- - -

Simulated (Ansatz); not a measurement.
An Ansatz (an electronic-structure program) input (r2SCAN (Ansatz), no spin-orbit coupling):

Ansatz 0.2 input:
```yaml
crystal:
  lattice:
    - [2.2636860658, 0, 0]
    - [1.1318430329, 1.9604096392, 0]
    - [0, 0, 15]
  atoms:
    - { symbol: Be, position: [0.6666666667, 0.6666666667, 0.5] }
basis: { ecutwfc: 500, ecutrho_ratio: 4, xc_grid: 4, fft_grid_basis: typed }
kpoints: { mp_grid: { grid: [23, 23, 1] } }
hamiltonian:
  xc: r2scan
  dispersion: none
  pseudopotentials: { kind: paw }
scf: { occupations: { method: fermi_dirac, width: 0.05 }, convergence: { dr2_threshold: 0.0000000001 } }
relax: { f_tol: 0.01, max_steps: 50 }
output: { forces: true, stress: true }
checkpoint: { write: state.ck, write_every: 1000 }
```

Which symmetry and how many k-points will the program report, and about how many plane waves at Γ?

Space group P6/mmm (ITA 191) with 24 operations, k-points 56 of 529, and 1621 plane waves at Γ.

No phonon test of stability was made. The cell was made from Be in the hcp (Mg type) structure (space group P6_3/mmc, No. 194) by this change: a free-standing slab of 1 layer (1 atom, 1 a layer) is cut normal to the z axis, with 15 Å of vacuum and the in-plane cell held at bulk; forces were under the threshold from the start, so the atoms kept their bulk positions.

- - -

**Activity**
Of all the entries above, output exactly the lines between the one holding "An Ansatz (an" and the one holding "Space group P6/mmm", inclusive.

**Response area**
An Ansatz (an electronic-structure program) input (r2SCAN (Ansatz), no spin-orbit coupling):

Ansatz 0.2 input:
```yaml
crystal:
  lattice:
    - [2.2636860658, 0, 0]
    - [1.1318430329, 1.9604096392, 0]
    - [0, 0, 15]
  atoms:
    - { symbol: Be, position: [0.6666666667, 0.6666666667, 0.5] }
basis: { ecutwfc: 500, ecutrho_ratio: 4, xc_grid: 4, fft_grid_basis: typed }
kpoints: { mp_grid: { grid: [23, 23, 1] } }
hamiltonian:
  xc: r2scan
  dispersion: none
  pseudopotentials: { kind: paw }
scf: { occupations: { method: fermi_dirac, width: 0.05 }, convergence: { dr2_threshold: 0.0000000001 } }
relax: { f_tol: 0.01, max_steps: 50 }
output: { forces: true, stress: true }
checkpoint: { write: state.ck, write_every: 1000 }
```

Which symmetry and how many k-points will the program report, and about how many plane waves at Γ?

Space group P6/mmm (ITA 191) with 24 operations, k-points 56 of 529, and 1621 plane waves at Γ.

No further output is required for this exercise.